═══ Dataset entries ═══

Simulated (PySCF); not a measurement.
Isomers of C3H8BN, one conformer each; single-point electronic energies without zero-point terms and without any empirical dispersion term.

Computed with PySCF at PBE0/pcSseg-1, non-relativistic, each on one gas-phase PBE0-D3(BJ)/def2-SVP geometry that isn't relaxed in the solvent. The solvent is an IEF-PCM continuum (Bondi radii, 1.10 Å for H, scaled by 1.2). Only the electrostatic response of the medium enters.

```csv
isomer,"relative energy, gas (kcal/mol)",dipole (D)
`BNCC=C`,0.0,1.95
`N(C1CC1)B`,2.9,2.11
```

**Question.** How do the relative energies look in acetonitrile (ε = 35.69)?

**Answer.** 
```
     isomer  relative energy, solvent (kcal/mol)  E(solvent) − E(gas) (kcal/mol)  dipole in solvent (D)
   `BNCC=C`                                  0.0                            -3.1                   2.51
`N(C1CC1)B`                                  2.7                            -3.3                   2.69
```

═══

» **Assignment**:
Return exactly the leading lines of the listing, stopping after the line in which "Isomers of C3H8BN, one" occurs.

» **Expected answer**:
Simulated (PySCF); not a measurement.
Isomers of C3H8BN, one conformer each; single-point electronic energies without zero-point terms and without any empirical dispersion term.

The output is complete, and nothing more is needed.